- **Requirement**
When you reach the records below, output each one exactly.

Listed entries below:

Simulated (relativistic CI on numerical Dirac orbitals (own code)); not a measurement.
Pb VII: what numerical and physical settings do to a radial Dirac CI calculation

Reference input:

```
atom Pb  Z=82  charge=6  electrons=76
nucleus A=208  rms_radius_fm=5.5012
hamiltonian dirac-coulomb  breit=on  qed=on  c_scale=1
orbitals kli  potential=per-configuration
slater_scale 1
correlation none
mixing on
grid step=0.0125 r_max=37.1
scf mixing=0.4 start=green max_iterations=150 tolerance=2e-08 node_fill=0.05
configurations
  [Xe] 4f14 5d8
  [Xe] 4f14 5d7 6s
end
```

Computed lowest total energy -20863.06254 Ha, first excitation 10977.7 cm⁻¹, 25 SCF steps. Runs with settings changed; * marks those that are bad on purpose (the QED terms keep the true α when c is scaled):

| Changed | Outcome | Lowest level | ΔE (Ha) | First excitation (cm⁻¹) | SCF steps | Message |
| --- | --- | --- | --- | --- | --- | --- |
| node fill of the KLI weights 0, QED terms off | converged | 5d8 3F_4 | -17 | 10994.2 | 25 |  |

End of Listed entries.

- **Answer area**
Simulated (relativistic CI on numerical Dirac orbitals (own code)); not a measurement.
Pb VII: what numerical and physical settings do to a radial Dirac CI calculation

Reference input:

```
atom Pb  Z=82  charge=6  electrons=76
nucleus A=208  rms_radius_fm=5.5012
hamiltonian dirac-coulomb  breit=on  qed=on  c_scale=1
orbitals kli  potential=per-configuration
slater_scale 1
correlation none
mixing on
grid step=0.0125 r_max=37.1
scf mixing=0.4 start=green max_iterations=150 tolerance=2e-08 node_fill=0.05
configurations
  [Xe] 4f14 5d8
  [Xe] 4f14 5d7 6s
end
```

Computed lowest total energy -20863.06254 Ha, first excitation 10977.7 cm⁻¹, 25 SCF steps. Runs with settings changed; * marks those that are bad on purpose (the QED terms keep the true α when c is scaled):

| Changed | Outcome | Lowest level | ΔE (Ha) | First excitation (cm⁻¹) | SCF steps | Message |
| --- | --- | --- | --- | --- | --- | --- |
| node fill of the KLI weights 0, QED terms off | converged | 5d8 3F_4 | -17 | 10994.2 | 25 |  |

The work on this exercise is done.